(Beginning of Entries provided)

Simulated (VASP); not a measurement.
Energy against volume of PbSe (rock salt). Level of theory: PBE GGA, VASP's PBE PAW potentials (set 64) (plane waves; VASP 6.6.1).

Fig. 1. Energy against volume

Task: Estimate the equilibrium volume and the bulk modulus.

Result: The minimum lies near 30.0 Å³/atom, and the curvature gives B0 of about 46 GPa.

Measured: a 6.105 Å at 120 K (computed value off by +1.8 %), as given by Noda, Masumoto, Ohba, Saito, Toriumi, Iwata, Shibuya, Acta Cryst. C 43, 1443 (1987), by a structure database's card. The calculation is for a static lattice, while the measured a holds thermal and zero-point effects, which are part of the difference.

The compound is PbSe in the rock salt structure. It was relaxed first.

(End of Entries provided)

Assigned task: Set down again, word for word, the stretch of records from the line with "Result: The minimum" to the line with "Measured: a 6.105", both of those lines included.

Answer space:
Result: The minimum lies near 30.0 Å³/atom, and the curvature gives B0 of about 46 GPa.

Measured: a 6.105 Å at 120 K (computed value off by +1.8 %), as given by Noda, Masumoto, Ohba, Saito, Toriumi, Iwata, Shibuya, Acta Cryst. C 43, 1443 (1987), by a structure database's card. The calculation is for a static lattice, while the measured a holds thermal and zero-point effects, which are part of the difference.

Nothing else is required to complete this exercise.